DATA FOR ANALYSIS:
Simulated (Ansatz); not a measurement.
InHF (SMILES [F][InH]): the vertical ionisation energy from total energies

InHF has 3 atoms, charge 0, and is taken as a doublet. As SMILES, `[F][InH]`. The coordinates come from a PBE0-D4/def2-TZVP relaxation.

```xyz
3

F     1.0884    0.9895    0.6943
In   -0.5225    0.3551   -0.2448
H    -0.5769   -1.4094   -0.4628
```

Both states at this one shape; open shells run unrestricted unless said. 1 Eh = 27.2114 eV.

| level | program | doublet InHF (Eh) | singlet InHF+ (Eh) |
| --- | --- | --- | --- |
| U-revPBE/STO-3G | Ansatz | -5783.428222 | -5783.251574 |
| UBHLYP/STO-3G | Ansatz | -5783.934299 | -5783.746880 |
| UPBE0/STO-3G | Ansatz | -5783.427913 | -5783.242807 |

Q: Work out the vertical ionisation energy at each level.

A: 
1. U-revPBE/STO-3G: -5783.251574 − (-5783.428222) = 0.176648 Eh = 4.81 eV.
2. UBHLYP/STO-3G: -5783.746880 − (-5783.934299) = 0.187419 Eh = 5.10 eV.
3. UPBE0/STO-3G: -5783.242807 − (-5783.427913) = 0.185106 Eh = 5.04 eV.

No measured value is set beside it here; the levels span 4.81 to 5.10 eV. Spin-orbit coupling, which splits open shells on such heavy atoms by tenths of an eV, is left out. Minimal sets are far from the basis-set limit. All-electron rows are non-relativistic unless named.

ACTION ITEM: For this exercise, please copy exactly the lines of the material above from its first line through the line where "2. UBHLYP/STO-3G: -5783.746880" appears.

EXPECTED ANSWER:
Simulated (Ansatz); not a measurement.
InHF (SMILES [F][InH]): the vertical ionisation energy from total energies

InHF has 3 atoms, charge 0, and is taken as a doublet. As SMILES, `[F][InH]`. The coordinates come from a PBE0-D4/def2-TZVP relaxation.

```xyz
3

F     1.0884    0.9895    0.6943
In   -0.5225    0.3551   -0.2448
H    -0.5769   -1.4094   -0.4628
```

Both states at this one shape; open shells run unrestricted unless said. 1 Eh = 27.2114 eV.

| level | program | doublet InHF (Eh) | singlet InHF+ (Eh) |
| --- | --- | --- | --- |
| U-revPBE/STO-3G | Ansatz | -5783.428222 | -5783.251574 |
| UBHLYP/STO-3G | Ansatz | -5783.934299 | -5783.746880 |
| UPBE0/STO-3G | Ansatz | -5783.427913 | -5783.242807 |

Q: Work out the vertical ionisation energy at each level.

A: 
1. U-revPBE/STO-3G: -5783.251574 − (-5783.428222) = 0.176648 Eh = 4.81 eV.
2. UBHLYP/STO-3G: -5783.746880 − (-5783.934299) = 0.187419 Eh = 5.10 eV.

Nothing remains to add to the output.